RECORD SET
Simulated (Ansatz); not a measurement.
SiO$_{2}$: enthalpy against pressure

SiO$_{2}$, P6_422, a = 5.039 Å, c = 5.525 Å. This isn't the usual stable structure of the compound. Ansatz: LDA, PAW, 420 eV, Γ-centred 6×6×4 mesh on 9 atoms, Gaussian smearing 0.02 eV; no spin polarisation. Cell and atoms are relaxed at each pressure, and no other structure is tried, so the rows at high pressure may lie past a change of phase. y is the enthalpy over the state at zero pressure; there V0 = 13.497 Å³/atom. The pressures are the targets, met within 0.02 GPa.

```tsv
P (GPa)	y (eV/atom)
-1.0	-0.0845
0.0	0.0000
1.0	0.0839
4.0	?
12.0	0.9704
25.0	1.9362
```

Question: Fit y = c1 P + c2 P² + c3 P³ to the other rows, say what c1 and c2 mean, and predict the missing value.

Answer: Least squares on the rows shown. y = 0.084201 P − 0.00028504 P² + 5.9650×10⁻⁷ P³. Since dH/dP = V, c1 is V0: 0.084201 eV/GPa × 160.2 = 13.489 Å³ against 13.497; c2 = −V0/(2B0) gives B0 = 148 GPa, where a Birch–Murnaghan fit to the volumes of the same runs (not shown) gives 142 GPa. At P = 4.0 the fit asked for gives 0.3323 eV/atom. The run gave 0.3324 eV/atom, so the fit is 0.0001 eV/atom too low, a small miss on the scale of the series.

BRIEF
Reproduce the records above exactly, from the first line to the line that holds "Question: Fit y", inclusive, and omit everything after it.

TASK OUTPUT
Simulated (Ansatz); not a measurement.
SiO$_{2}$: enthalpy against pressure

SiO$_{2}$, P6_422, a = 5.039 Å, c = 5.525 Å. This isn't the usual stable structure of the compound. Ansatz: LDA, PAW, 420 eV, Γ-centred 6×6×4 mesh on 9 atoms, Gaussian smearing 0.02 eV; no spin polarisation. Cell and atoms are relaxed at each pressure, and no other structure is tried, so the rows at high pressure may lie past a change of phase. y is the enthalpy over the state at zero pressure; there V0 = 13.497 Å³/atom. The pressures are the targets, met within 0.02 GPa.

```tsv
P (GPa)	y (eV/atom)
-1.0	-0.0845
0.0	0.0000
1.0	0.0839
4.0	?
12.0	0.9704
25.0	1.9362
```

Question: Fit y = c1 P + c2 P² + c3 P³ to the other rows, say what c1 and c2 mean, and predict the missing value.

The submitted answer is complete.